------------------------------------------------------------------------
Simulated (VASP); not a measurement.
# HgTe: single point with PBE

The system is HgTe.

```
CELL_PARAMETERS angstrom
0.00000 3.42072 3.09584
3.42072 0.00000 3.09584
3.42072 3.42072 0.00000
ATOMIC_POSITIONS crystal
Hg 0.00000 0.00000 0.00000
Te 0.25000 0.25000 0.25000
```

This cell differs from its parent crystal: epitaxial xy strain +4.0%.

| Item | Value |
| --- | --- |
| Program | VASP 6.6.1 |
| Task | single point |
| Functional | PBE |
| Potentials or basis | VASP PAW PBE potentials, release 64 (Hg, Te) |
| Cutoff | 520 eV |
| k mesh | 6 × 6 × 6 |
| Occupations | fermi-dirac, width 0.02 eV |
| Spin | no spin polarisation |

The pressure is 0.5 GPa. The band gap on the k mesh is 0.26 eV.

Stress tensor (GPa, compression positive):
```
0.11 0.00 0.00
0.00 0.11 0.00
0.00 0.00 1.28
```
------------------------------------------------------------------------

BRIEF:
Reproduce, word for word and in full, only the lines above that start at the line with "# HgTe: single point with PBE" and run through the line with "single point |", both ends included.

TASK RESULT:
# HgTe: single point with PBE

The system is HgTe.

```
CELL_PARAMETERS angstrom
0.00000 3.42072 3.09584
3.42072 0.00000 3.09584
3.42072 3.42072 0.00000
ATOMIC_POSITIONS crystal
Hg 0.00000 0.00000 0.00000
Te 0.25000 0.25000 0.25000
```

This cell differs from its parent crystal: epitaxial xy strain +4.0%.

| Item | Value |
| --- | --- |
| Program | VASP 6.6.1 |
| Task | single point |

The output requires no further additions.